# Assignment:
Where the line containing "Limits: the k" appears, end your copy; everything from the first line of the records below up to and including it must be reproduced exactly.

□ □ □ □

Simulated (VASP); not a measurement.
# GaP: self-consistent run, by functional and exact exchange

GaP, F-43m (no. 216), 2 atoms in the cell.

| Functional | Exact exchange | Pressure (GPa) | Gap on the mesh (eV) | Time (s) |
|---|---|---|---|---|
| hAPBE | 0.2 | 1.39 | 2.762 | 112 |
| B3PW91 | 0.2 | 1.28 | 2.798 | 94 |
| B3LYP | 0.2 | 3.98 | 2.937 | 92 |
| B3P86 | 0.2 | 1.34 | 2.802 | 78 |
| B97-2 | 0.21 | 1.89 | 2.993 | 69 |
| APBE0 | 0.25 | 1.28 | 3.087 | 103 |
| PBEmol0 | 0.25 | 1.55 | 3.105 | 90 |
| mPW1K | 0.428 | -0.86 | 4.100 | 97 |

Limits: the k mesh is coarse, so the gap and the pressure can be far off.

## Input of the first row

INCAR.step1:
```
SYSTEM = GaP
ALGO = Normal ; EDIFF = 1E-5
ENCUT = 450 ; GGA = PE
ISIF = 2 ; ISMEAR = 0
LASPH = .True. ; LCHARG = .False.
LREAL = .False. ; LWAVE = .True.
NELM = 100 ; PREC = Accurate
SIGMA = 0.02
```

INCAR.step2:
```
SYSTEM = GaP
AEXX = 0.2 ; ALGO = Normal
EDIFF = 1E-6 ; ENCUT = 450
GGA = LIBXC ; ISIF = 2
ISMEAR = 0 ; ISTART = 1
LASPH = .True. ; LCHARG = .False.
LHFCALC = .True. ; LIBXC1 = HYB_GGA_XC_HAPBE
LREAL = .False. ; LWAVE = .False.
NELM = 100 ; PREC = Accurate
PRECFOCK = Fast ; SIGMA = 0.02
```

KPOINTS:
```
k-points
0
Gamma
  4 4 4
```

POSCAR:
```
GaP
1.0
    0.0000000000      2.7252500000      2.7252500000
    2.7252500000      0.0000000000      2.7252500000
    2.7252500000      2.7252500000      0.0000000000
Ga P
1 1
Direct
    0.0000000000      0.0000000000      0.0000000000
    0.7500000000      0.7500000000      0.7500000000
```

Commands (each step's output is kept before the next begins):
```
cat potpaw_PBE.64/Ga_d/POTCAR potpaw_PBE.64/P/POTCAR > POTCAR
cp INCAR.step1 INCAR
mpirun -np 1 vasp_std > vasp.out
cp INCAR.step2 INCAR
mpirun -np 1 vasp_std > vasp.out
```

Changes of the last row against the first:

□ □ □ □

# Written answer:
Simulated (VASP); not a measurement.
# GaP: self-consistent run, by functional and exact exchange

GaP, F-43m (no. 216), 2 atoms in the cell.

| Functional | Exact exchange | Pressure (GPa) | Gap on the mesh (eV) | Time (s) |
|---|---|---|---|---|
| hAPBE | 0.2 | 1.39 | 2.762 | 112 |
| B3PW91 | 0.2 | 1.28 | 2.798 | 94 |
| B3LYP | 0.2 | 3.98 | 2.937 | 92 |
| B3P86 | 0.2 | 1.34 | 2.802 | 78 |
| B97-2 | 0.21 | 1.89 | 2.993 | 69 |
| APBE0 | 0.25 | 1.28 | 3.087 | 103 |
| PBEmol0 | 0.25 | 1.55 | 3.105 | 90 |
| mPW1K | 0.428 | -0.86 | 4.100 | 97 |

Limits: the k mesh is coarse, so the gap and the pressure can be far off.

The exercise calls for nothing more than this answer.